┄┄┄┄┄┄┄┄┄┄┄┄┄┄┄┄┄┄┄┄
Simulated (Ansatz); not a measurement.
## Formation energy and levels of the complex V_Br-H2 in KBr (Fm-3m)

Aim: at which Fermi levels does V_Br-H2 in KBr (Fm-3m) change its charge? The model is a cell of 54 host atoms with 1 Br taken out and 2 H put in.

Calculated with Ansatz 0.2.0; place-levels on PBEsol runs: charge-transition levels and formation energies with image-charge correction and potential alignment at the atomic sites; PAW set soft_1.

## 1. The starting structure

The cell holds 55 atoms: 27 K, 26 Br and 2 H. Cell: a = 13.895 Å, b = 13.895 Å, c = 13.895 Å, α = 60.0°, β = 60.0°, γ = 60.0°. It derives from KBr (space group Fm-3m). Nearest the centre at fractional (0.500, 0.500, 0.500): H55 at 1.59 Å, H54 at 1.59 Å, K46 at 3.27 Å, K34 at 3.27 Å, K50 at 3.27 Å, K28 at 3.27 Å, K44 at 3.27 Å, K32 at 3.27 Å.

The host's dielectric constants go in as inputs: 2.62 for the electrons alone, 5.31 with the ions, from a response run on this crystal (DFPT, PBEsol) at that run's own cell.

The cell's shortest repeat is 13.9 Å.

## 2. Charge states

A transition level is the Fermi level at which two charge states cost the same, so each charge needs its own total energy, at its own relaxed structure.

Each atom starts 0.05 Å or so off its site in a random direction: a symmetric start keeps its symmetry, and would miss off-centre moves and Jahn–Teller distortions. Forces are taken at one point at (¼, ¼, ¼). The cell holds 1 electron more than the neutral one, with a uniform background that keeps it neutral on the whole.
┄┄┄┄┄┄┄┄┄┄┄┄┄┄┄┄┄┄┄┄

**Work item:**
In full and without alteration, repeat the records.

**Written reply:**
Simulated (Ansatz); not a measurement.
## Formation energy and levels of the complex V_Br-H2 in KBr (Fm-3m)

Aim: at which Fermi levels does V_Br-H2 in KBr (Fm-3m) change its charge? The model is a cell of 54 host atoms with 1 Br taken out and 2 H put in.

Calculated with Ansatz 0.2.0; place-levels on PBEsol runs: charge-transition levels and formation energies with image-charge correction and potential alignment at the atomic sites; PAW set soft_1.

## 1. The starting structure

The cell holds 55 atoms: 27 K, 26 Br and 2 H. Cell: a = 13.895 Å, b = 13.895 Å, c = 13.895 Å, α = 60.0°, β = 60.0°, γ = 60.0°. It derives from KBr (space group Fm-3m). Nearest the centre at fractional (0.500, 0.500, 0.500): H55 at 1.59 Å, H54 at 1.59 Å, K46 at 3.27 Å, K34 at 3.27 Å, K50 at 3.27 Å, K28 at 3.27 Å, K44 at 3.27 Å, K32 at 3.27 Å.

The host's dielectric constants go in as inputs: 2.62 for the electrons alone, 5.31 with the ions, from a response run on this crystal (DFPT, PBEsol) at that run's own cell.

The cell's shortest repeat is 13.9 Å.

## 2. Charge states

A transition level is the Fermi level at which two charge states cost the same, so each charge needs its own total energy, at its own relaxed structure.

Each atom starts 0.05 Å or so off its site in a random direction: a symmetric start keeps its symmetry, and would miss off-centre moves and Jahn–Teller distortions. Forces are taken at one point at (¼, ¼, ¼). The cell holds 1 electron more than the neutral one, with a uniform background that keeps it neutral on the whole.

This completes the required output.